[Data supplied]

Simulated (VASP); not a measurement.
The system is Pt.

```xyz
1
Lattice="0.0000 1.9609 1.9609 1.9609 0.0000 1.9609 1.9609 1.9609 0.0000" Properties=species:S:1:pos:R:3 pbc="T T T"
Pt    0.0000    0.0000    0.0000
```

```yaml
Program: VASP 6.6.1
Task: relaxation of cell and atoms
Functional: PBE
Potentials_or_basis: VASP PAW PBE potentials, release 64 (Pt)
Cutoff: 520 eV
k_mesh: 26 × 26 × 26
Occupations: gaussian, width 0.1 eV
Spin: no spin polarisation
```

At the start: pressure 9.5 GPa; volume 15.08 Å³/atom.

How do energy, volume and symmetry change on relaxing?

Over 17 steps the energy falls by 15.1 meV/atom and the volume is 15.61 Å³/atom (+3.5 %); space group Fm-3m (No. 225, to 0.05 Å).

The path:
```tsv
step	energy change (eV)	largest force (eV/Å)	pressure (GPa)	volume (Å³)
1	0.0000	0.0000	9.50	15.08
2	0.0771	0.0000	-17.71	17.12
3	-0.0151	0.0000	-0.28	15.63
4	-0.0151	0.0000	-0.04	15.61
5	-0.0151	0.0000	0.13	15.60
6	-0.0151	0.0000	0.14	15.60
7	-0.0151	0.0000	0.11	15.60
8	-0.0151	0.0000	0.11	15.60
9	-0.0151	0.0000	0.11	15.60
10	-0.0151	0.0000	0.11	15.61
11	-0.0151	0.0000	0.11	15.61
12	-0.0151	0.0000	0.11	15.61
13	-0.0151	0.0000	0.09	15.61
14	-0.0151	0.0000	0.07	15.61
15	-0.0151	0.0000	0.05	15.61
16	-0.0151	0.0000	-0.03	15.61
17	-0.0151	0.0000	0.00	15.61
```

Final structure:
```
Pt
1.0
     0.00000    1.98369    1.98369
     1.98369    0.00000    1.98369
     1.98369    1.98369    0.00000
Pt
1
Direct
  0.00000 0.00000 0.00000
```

[/Data supplied]

- _Action item_:
Return a word-for-word copy of the lines from the beginning of the listing to the line holding "How do energy, volume", both kept.

- _Expected answer_:
Simulated (VASP); not a measurement.
The system is Pt.

```xyz
1
Lattice="0.0000 1.9609 1.9609 1.9609 0.0000 1.9609 1.9609 1.9609 0.0000" Properties=species:S:1:pos:R:3 pbc="T T T"
Pt    0.0000    0.0000    0.0000
```

```yaml
Program: VASP 6.6.1
Task: relaxation of cell and atoms
Functional: PBE
Potentials_or_basis: VASP PAW PBE potentials, release 64 (Pt)
Cutoff: 520 eV
k_mesh: 26 × 26 × 26
Occupations: gaussian, width 0.1 eV
Spin: no spin polarisation
```

At the start: pressure 9.5 GPa; volume 15.08 Å³/atom.

How do energy, volume and symmetry change on relaxing?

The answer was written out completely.